:: Given entries

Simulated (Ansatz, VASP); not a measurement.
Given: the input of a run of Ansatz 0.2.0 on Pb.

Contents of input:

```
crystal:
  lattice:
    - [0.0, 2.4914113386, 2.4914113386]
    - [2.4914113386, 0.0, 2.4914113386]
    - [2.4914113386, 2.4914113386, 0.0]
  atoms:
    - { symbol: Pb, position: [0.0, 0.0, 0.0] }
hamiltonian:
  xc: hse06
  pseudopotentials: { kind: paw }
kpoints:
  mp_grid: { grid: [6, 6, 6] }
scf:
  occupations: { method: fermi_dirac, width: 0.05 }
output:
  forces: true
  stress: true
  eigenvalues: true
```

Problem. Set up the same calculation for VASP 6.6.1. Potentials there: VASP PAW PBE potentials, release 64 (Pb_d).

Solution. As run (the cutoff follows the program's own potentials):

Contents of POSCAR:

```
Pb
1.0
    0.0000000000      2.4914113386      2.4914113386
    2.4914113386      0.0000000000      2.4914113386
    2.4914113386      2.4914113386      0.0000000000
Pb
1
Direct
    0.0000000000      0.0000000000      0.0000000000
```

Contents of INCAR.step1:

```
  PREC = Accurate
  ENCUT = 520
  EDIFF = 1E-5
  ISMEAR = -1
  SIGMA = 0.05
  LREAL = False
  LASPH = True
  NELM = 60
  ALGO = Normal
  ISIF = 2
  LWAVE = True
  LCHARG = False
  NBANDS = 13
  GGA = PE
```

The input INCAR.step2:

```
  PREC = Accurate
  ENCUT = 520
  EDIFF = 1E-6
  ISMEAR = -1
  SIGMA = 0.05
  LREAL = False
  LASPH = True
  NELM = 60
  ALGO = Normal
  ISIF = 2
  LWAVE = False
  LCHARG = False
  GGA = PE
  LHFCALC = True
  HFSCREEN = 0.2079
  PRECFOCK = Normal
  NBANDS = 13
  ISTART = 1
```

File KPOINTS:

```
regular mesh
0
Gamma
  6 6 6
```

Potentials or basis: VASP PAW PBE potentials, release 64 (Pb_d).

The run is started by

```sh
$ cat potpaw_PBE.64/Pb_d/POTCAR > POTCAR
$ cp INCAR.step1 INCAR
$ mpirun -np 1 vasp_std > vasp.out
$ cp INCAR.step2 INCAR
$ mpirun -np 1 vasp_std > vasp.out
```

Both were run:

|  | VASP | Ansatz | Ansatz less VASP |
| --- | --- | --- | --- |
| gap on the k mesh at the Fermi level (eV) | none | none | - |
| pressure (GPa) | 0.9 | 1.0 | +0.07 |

::::

Work request:
Write out only the lines from the very start of the entries above to the line that includes "Potentials or basis: VASP", both ends included, each one unchanged.

Task solution:
Simulated (Ansatz, VASP); not a measurement.
Given: the input of a run of Ansatz 0.2.0 on Pb.

Contents of input:

```
crystal:
  lattice:
    - [0.0, 2.4914113386, 2.4914113386]
    - [2.4914113386, 0.0, 2.4914113386]
    - [2.4914113386, 2.4914113386, 0.0]
  atoms:
    - { symbol: Pb, position: [0.0, 0.0, 0.0] }
hamiltonian:
  xc: hse06
  pseudopotentials: { kind: paw }
kpoints:
  mp_grid: { grid: [6, 6, 6] }
scf:
  occupations: { method: fermi_dirac, width: 0.05 }
output:
  forces: true
  stress: true
  eigenvalues: true
```

Problem. Set up the same calculation for VASP 6.6.1. Potentials there: VASP PAW PBE potentials, release 64 (Pb_d).

Solution. As run (the cutoff follows the program's own potentials):

Contents of POSCAR:

```
Pb
1.0
    0.0000000000      2.4914113386      2.4914113386
    2.4914113386      0.0000000000      2.4914113386
    2.4914113386      2.4914113386      0.0000000000
Pb
1
Direct
    0.0000000000      0.0000000000      0.0000000000
```

Contents of INCAR.step1:

```
  PREC = Accurate
  ENCUT = 520
  EDIFF = 1E-5
  ISMEAR = -1
  SIGMA = 0.05
  LREAL = False
  LASPH = True
  NELM = 60
  ALGO = Normal
  ISIF = 2
  LWAVE = True
  LCHARG = False
  NBANDS = 13
  GGA = PE
```

The input INCAR.step2:

```
  PREC = Accurate
  ENCUT = 520
  EDIFF = 1E-6
  ISMEAR = -1
  SIGMA = 0.05
  LREAL = False
  LASPH = True
  NELM = 60
  ALGO = Normal
  ISIF = 2
  LWAVE = False
  LCHARG = False
  GGA = PE
  LHFCALC = True
  HFSCREEN = 0.2079
  PRECFOCK = Normal
  NBANDS = 13
  ISTART = 1
```

File KPOINTS:

```
regular mesh
0
Gamma
  6 6 6
```

Potentials or basis: VASP PAW PBE potentials, release 64 (Pb_d).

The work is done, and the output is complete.